## [Work instruction]
This exercise calls for an exact copy of the listing below.

## [Information shown]
============

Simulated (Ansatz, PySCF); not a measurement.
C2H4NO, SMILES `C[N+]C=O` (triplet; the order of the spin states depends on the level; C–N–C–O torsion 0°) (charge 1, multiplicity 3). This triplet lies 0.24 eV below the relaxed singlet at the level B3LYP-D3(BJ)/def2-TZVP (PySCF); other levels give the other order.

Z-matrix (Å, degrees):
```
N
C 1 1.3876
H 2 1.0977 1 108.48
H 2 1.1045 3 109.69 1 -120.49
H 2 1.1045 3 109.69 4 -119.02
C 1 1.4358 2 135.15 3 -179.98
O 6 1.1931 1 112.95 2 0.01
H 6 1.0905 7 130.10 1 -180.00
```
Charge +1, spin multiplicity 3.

============

## [Task answer]
Simulated (Ansatz, PySCF); not a measurement.
C2H4NO, SMILES `C[N+]C=O` (triplet; the order of the spin states depends on the level; C–N–C–O torsion 0°) (charge 1, multiplicity 3). This triplet lies 0.24 eV below the relaxed singlet at the level B3LYP-D3(BJ)/def2-TZVP (PySCF); other levels give the other order.

Z-matrix (Å, degrees):
```
N
C 1 1.3876
H 2 1.0977 1 108.48
H 2 1.1045 3 109.69 1 -120.49
H 2 1.1045 3 109.69 4 -119.02
C 1 1.4358 2 135.15 3 -179.98
O 6 1.1931 1 112.95 2 0.01
H 6 1.0905 7 130.10 1 -180.00
```
Charge +1, spin multiplicity 3.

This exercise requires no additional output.